= Requirement =
The lines to repeat are those below from the one containing "The pressure is" down to the one containing "Run time: 7.1", both included; reproduce them exactly and nothing else.

------------

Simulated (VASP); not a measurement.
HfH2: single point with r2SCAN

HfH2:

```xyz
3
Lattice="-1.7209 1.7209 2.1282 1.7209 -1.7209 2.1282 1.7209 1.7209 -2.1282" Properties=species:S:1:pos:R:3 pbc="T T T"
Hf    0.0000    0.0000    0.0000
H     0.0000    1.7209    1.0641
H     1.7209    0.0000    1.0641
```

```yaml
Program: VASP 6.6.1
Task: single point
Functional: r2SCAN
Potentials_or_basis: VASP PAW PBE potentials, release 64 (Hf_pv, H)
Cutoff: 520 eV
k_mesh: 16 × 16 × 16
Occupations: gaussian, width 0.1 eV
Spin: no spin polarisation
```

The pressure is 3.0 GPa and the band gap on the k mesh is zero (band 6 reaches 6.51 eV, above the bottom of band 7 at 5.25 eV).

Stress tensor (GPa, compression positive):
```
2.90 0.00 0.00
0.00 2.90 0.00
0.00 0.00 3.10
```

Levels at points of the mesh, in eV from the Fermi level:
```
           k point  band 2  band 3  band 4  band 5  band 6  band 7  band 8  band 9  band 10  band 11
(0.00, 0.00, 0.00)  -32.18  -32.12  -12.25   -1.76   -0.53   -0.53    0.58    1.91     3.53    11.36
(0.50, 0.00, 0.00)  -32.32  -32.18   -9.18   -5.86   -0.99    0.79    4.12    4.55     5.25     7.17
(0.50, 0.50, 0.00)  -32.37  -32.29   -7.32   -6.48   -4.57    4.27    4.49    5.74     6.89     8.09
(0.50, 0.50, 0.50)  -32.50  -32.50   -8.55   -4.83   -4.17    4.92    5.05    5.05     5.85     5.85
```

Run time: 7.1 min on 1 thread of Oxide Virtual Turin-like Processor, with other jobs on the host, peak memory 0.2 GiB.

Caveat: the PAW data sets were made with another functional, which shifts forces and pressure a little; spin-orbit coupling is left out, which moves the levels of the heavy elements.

------------

= Your response =
The pressure is 3.0 GPa and the band gap on the k mesh is zero (band 6 reaches 6.51 eV, above the bottom of band 7 at 5.25 eV).

Stress tensor (GPa, compression positive):
```
2.90 0.00 0.00
0.00 2.90 0.00
0.00 0.00 3.10
```

Levels at points of the mesh, in eV from the Fermi level:
```
           k point  band 2  band 3  band 4  band 5  band 6  band 7  band 8  band 9  band 10  band 11
(0.00, 0.00, 0.00)  -32.18  -32.12  -12.25   -1.76   -0.53   -0.53    0.58    1.91     3.53    11.36
(0.50, 0.00, 0.00)  -32.32  -32.18   -9.18   -5.86   -0.99    0.79    4.12    4.55     5.25     7.17
(0.50, 0.50, 0.00)  -32.37  -32.29   -7.32   -6.48   -4.57    4.27    4.49    5.74     6.89     8.09
(0.50, 0.50, 0.50)  -32.50  -32.50   -8.55   -4.83   -4.17    4.92    5.05    5.05     5.85     5.85
```

Run time: 7.1 min on 1 thread of Oxide Virtual Turin-like Processor, with other jobs on the host, peak memory 0.2 GiB.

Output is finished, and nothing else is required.